* **RECORD EXTRACTS**
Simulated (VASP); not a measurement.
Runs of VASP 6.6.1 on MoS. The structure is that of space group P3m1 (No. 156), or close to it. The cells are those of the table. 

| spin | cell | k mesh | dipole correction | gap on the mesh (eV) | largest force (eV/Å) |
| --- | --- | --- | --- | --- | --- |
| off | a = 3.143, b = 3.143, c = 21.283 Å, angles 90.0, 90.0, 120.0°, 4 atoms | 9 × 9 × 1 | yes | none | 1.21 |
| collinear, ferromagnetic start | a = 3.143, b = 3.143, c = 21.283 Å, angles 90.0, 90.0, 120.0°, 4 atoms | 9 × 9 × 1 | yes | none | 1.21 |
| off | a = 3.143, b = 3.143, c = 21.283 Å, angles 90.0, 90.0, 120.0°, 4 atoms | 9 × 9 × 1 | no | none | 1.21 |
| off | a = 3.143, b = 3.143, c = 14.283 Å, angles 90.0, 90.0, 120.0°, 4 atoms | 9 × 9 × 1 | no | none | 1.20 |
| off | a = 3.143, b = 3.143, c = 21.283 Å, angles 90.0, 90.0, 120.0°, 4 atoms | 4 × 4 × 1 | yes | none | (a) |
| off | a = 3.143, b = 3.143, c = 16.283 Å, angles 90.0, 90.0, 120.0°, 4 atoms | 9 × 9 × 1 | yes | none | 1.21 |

* **ASSIGNMENT**
With the material above as the source, restate each line word for word.

* **WRITTEN ANSWER**
Simulated (VASP); not a measurement.
Runs of VASP 6.6.1 on MoS. The structure is that of space group P3m1 (No. 156), or close to it. The cells are those of the table. 

| spin | cell | k mesh | dipole correction | gap on the mesh (eV) | largest force (eV/Å) |
| --- | --- | --- | --- | --- | --- |
| off | a = 3.143, b = 3.143, c = 21.283 Å, angles 90.0, 90.0, 120.0°, 4 atoms | 9 × 9 × 1 | yes | none | 1.21 |
| collinear, ferromagnetic start | a = 3.143, b = 3.143, c = 21.283 Å, angles 90.0, 90.0, 120.0°, 4 atoms | 9 × 9 × 1 | yes | none | 1.21 |
| off | a = 3.143, b = 3.143, c = 21.283 Å, angles 90.0, 90.0, 120.0°, 4 atoms | 9 × 9 × 1 | no | none | 1.21 |
| off | a = 3.143, b = 3.143, c = 14.283 Å, angles 90.0, 90.0, 120.0°, 4 atoms | 9 × 9 × 1 | no | none | 1.20 |
| off | a = 3.143, b = 3.143, c = 21.283 Å, angles 90.0, 90.0, 120.0°, 4 atoms | 4 × 4 × 1 | yes | none | (a) |
| off | a = 3.143, b = 3.143, c = 16.283 Å, angles 90.0, 90.0, 120.0°, 4 atoms | 9 × 9 × 1 | yes | none | 1.21 |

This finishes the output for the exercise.